(EXTRACTED DATA Opens)

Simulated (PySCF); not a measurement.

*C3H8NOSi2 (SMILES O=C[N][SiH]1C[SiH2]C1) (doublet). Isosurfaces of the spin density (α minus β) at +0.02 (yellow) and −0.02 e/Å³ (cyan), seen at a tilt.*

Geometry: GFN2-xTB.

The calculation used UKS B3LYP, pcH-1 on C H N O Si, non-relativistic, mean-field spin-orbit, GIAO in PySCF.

(EXTRACTED DATA Closes)

WORK ITEM
Transcribe every entry exactly as it reads.

ANSWER BOX
Simulated (PySCF); not a measurement.

*C3H8NOSi2 (SMILES O=C[N][SiH]1C[SiH2]C1) (doublet). Isosurfaces of the spin density (α minus β) at +0.02 (yellow) and −0.02 e/Å³ (cyan), seen at a tilt.*

Geometry: GFN2-xTB.

The calculation used UKS B3LYP, pcH-1 on C H N O Si, non-relativistic, mean-field spin-orbit, GIAO in PySCF.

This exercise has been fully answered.